···

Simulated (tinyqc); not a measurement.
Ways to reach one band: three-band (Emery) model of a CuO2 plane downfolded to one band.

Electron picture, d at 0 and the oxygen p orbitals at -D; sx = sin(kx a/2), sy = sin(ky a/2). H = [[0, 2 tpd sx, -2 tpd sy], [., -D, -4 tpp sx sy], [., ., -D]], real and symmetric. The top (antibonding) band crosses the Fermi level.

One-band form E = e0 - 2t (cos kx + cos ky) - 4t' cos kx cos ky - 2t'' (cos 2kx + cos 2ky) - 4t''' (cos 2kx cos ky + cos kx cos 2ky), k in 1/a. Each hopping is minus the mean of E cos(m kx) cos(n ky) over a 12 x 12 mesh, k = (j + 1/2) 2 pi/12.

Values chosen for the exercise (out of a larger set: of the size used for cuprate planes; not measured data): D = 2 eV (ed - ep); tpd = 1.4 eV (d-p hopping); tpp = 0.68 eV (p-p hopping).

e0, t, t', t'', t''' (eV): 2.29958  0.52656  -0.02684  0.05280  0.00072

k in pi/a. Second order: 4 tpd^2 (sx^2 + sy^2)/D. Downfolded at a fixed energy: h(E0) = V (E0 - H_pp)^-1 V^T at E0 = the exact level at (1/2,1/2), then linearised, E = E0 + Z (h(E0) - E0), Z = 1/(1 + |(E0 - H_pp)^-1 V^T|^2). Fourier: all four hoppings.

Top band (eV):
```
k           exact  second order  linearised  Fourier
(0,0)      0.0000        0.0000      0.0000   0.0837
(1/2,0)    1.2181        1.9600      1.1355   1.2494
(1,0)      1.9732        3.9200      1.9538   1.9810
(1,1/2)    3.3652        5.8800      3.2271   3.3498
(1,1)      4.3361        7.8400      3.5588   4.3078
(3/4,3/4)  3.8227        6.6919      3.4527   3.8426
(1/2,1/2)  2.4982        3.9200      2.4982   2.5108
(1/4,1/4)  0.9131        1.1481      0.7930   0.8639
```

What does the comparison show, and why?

···

- [WORK TASK]:
The range runs from the line with "Ways to reach" up to and including the line with "e0, t, t', t'', t'''" in the listing above; please write out exactly those lines and nothing more.

- [WORKED SOLUTION]:
Ways to reach one band: three-band (Emery) model of a CuO2 plane downfolded to one band.

Electron picture, d at 0 and the oxygen p orbitals at -D; sx = sin(kx a/2), sy = sin(ky a/2). H = [[0, 2 tpd sx, -2 tpd sy], [., -D, -4 tpp sx sy], [., ., -D]], real and symmetric. The top (antibonding) band crosses the Fermi level.

One-band form E = e0 - 2t (cos kx + cos ky) - 4t' cos kx cos ky - 2t'' (cos 2kx + cos 2ky) - 4t''' (cos 2kx cos ky + cos kx cos 2ky), k in 1/a. Each hopping is minus the mean of E cos(m kx) cos(n ky) over a 12 x 12 mesh, k = (j + 1/2) 2 pi/12.

Values chosen for the exercise (out of a larger set: of the size used for cuprate planes; not measured data): D = 2 eV (ed - ep); tpd = 1.4 eV (d-p hopping); tpp = 0.68 eV (p-p hopping).

e0, t, t', t'', t''' (eV): 2.29958  0.52656  -0.02684  0.05280  0.00072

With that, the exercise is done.